___ INFORMATION SUPPLIED

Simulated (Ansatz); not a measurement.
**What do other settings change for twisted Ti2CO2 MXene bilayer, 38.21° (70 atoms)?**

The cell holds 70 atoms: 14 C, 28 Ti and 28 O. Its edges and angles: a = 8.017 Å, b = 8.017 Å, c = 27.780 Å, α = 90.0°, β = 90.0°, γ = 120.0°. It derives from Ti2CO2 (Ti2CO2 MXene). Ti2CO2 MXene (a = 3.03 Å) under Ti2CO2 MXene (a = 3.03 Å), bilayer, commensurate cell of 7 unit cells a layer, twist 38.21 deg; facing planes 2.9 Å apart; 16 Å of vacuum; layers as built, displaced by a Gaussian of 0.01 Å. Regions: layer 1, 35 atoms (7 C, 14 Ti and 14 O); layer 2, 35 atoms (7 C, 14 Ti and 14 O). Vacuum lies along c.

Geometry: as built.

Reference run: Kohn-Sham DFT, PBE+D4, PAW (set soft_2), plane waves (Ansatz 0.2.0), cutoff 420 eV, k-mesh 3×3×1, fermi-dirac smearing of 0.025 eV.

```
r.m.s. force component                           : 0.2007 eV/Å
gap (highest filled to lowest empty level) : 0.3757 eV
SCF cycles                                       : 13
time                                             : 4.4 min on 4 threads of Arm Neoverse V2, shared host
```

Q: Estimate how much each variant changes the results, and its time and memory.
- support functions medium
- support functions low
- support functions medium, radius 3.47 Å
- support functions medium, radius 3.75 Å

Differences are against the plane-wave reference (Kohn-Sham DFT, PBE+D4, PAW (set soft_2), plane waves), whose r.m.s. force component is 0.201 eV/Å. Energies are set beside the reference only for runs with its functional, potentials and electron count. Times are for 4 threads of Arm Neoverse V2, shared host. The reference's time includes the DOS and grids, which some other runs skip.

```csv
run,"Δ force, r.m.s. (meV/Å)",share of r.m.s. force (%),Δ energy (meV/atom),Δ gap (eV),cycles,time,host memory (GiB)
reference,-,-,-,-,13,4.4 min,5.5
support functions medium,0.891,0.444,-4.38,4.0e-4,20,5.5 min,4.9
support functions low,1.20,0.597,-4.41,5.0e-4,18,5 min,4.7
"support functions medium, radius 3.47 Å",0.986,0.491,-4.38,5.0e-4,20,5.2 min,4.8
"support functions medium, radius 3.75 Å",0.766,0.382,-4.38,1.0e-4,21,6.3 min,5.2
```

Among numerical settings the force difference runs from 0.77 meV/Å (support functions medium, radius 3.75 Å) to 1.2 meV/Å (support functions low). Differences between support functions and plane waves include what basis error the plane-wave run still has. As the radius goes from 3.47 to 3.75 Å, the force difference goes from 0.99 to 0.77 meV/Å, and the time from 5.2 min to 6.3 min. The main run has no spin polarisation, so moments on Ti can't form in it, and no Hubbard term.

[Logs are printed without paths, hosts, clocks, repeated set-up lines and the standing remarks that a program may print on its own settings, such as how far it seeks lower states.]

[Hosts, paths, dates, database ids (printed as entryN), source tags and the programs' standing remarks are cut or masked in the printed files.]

______

* **WORK INSTRUCTION**: An exact copy of the lines above, from the one containing "Q: Estimate how" through the one containing "[Logs are printed", is the whole of the answer.

* **EXERCISE RESPONSE**:
Q: Estimate how much each variant changes the results, and its time and memory.
- support functions medium
- support functions low
- support functions medium, radius 3.47 Å
- support functions medium, radius 3.75 Å

Differences are against the plane-wave reference (Kohn-Sham DFT, PBE+D4, PAW (set soft_2), plane waves), whose r.m.s. force component is 0.201 eV/Å. Energies are set beside the reference only for runs with its functional, potentials and electron count. Times are for 4 threads of Arm Neoverse V2, shared host. The reference's time includes the DOS and grids, which some other runs skip.

```csv
run,"Δ force, r.m.s. (meV/Å)",share of r.m.s. force (%),Δ energy (meV/atom),Δ gap (eV),cycles,time,host memory (GiB)
reference,-,-,-,-,13,4.4 min,5.5
support functions medium,0.891,0.444,-4.38,4.0e-4,20,5.5 min,4.9
support functions low,1.20,0.597,-4.41,5.0e-4,18,5 min,4.7
"support functions medium, radius 3.47 Å",0.986,0.491,-4.38,5.0e-4,20,5.2 min,4.8
"support functions medium, radius 3.75 Å",0.766,0.382,-4.38,1.0e-4,21,6.3 min,5.2
```

Among numerical settings the force difference runs from 0.77 meV/Å (support functions medium, radius 3.75 Å) to 1.2 meV/Å (support functions low). Differences between support functions and plane waves include what basis error the plane-wave run still has. As the radius goes from 3.47 to 3.75 Å, the force difference goes from 0.99 to 0.77 meV/Å, and the time from 5.2 min to 6.3 min. The main run has no spin polarisation, so moments on Ti can't form in it, and no Hubbard term.

[Logs are printed without paths, hosts, clocks, repeated set-up lines and the standing remarks that a program may print on its own settings, such as how far it seeks lower states.]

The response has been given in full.